* [DATA EXTRACTS]
┌────────

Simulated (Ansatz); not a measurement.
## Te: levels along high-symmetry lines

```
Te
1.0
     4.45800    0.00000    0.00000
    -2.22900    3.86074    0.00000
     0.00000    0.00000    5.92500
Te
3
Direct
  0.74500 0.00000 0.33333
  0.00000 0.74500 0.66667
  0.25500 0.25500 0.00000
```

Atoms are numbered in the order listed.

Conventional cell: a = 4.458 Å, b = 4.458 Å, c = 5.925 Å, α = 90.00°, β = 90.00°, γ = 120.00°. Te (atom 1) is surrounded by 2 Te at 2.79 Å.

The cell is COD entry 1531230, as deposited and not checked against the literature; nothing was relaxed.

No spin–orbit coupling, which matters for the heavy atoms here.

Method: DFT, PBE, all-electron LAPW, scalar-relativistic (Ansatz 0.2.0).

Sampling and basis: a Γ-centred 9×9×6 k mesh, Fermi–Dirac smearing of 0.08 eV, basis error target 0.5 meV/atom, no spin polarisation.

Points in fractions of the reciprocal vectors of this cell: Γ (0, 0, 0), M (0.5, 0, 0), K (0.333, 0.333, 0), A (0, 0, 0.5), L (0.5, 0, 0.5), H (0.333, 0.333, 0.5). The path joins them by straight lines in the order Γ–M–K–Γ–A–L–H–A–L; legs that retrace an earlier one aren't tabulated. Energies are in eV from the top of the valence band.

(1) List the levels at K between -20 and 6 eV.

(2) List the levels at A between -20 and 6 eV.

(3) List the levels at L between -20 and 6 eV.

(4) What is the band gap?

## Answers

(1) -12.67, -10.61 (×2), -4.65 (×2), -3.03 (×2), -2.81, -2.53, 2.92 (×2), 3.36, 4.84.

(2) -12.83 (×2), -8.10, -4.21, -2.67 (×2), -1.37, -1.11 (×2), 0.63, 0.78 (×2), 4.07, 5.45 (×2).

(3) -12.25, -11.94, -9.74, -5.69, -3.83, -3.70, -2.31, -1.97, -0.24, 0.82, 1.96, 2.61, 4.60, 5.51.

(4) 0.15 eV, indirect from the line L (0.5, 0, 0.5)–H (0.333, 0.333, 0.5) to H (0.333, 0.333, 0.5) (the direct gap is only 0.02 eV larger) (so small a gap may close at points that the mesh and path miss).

└────────

* [REQUIREMENT] Transcribe the lines from the first line of the records through the line that contains "2.61, 4.60, 5.51.", both included, and add nothing else.

* [WRITTEN REPLY]
Simulated (Ansatz); not a measurement.
## Te: levels along high-symmetry lines

```
Te
1.0
     4.45800    0.00000    0.00000
    -2.22900    3.86074    0.00000
     0.00000    0.00000    5.92500
Te
3
Direct
  0.74500 0.00000 0.33333
  0.00000 0.74500 0.66667
  0.25500 0.25500 0.00000
```

Atoms are numbered in the order listed.

Conventional cell: a = 4.458 Å, b = 4.458 Å, c = 5.925 Å, α = 90.00°, β = 90.00°, γ = 120.00°. Te (atom 1) is surrounded by 2 Te at 2.79 Å.

The cell is COD entry 1531230, as deposited and not checked against the literature; nothing was relaxed.

No spin–orbit coupling, which matters for the heavy atoms here.

Method: DFT, PBE, all-electron LAPW, scalar-relativistic (Ansatz 0.2.0).

Sampling and basis: a Γ-centred 9×9×6 k mesh, Fermi–Dirac smearing of 0.08 eV, basis error target 0.5 meV/atom, no spin polarisation.

Points in fractions of the reciprocal vectors of this cell: Γ (0, 0, 0), M (0.5, 0, 0), K (0.333, 0.333, 0), A (0, 0, 0.5), L (0.5, 0, 0.5), H (0.333, 0.333, 0.5). The path joins them by straight lines in the order Γ–M–K–Γ–A–L–H–A–L; legs that retrace an earlier one aren't tabulated. Energies are in eV from the top of the valence band.

(1) List the levels at K between -20 and 6 eV.

(2) List the levels at A between -20 and 6 eV.

(3) List the levels at L between -20 and 6 eV.

(4) What is the band gap?

## Answers

(1) -12.67, -10.61 (×2), -4.65 (×2), -3.03 (×2), -2.81, -2.53, 2.92 (×2), 3.36, 4.84.

(2) -12.83 (×2), -8.10, -4.21, -2.67 (×2), -1.37, -1.11 (×2), 0.63, 0.78 (×2), 4.07, 5.45 (×2).

(3) -12.25, -11.94, -9.74, -5.69, -3.83, -3.70, -2.31, -1.97, -0.24, 0.82, 1.96, 2.61, 4.60, 5.51.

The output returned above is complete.